Exercise
An exact copy of all the data below is required.

_ _ _ _ _ _ _

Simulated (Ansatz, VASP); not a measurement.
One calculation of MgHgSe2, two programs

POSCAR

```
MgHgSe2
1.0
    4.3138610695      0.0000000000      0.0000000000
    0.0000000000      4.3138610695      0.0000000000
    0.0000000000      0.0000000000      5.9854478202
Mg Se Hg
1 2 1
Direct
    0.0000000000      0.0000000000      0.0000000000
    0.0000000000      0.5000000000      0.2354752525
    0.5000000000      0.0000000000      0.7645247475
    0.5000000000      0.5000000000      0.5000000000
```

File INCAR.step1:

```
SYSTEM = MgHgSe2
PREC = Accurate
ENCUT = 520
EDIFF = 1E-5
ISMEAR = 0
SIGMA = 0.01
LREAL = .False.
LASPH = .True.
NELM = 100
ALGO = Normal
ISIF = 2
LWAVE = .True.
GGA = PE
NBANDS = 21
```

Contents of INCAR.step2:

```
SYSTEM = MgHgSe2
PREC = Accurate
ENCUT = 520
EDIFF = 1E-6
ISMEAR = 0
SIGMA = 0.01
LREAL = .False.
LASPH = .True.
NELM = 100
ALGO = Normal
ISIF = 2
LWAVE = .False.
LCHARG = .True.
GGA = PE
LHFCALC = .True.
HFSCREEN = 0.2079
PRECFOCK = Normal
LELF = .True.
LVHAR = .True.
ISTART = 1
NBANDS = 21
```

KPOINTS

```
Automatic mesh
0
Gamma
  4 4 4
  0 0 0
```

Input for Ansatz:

_ _ _ _ _ _ _

Worked solution
Simulated (Ansatz, VASP); not a measurement.
One calculation of MgHgSe2, two programs

POSCAR

```
MgHgSe2
1.0
    4.3138610695      0.0000000000      0.0000000000
    0.0000000000      4.3138610695      0.0000000000
    0.0000000000      0.0000000000      5.9854478202
Mg Se Hg
1 2 1
Direct
    0.0000000000      0.0000000000      0.0000000000
    0.0000000000      0.5000000000      0.2354752525
    0.5000000000      0.0000000000      0.7645247475
    0.5000000000      0.5000000000      0.5000000000
```

File INCAR.step1:

```
SYSTEM = MgHgSe2
PREC = Accurate
ENCUT = 520
EDIFF = 1E-5
ISMEAR = 0
SIGMA = 0.01
LREAL = .False.
LASPH = .True.
NELM = 100
ALGO = Normal
ISIF = 2
LWAVE = .True.
GGA = PE
NBANDS = 21
```

Contents of INCAR.step2:

```
SYSTEM = MgHgSe2
PREC = Accurate
ENCUT = 520
EDIFF = 1E-6
ISMEAR = 0
SIGMA = 0.01
LREAL = .False.
LASPH = .True.
NELM = 100
ALGO = Normal
ISIF = 2
LWAVE = .False.
LCHARG = .True.
GGA = PE
LHFCALC = .True.
HFSCREEN = 0.2079
PRECFOCK = Normal
LELF = .True.
LVHAR = .True.
ISTART = 1
NBANDS = 21
```

KPOINTS

```
Automatic mesh
0
Gamma
  4 4 4
  0 0 0
```

Input for Ansatz:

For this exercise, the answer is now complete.